===============

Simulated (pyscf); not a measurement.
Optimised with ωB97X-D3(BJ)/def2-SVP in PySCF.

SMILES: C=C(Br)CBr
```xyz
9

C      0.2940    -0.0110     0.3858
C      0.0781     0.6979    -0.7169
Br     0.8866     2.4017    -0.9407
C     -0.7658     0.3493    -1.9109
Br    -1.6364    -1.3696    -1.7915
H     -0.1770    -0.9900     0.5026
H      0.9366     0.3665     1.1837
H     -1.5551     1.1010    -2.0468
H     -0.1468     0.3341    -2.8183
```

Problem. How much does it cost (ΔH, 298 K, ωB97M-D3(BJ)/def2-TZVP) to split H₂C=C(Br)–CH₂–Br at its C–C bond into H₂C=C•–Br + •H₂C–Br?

===============

Required action:
Write the material above out once more, exactly as it stands.

Reply:
Simulated (pyscf); not a measurement.
Optimised with ωB97X-D3(BJ)/def2-SVP in PySCF.

SMILES: C=C(Br)CBr
```xyz
9

C      0.2940    -0.0110     0.3858
C      0.0781     0.6979    -0.7169
Br     0.8866     2.4017    -0.9407
C     -0.7658     0.3493    -1.9109
Br    -1.6364    -1.3696    -1.7915
H     -0.1770    -0.9900     0.5026
H      0.9366     0.3665     1.1837
H     -1.5551     1.1010    -2.0468
H     -0.1468     0.3341    -2.8183
```

Problem. How much does it cost (ΔH, 298 K, ωB97M-D3(BJ)/def2-TZVP) to split H₂C=C(Br)–CH₂–Br at its C–C bond into H₂C=C•–Br + •H₂C–Br?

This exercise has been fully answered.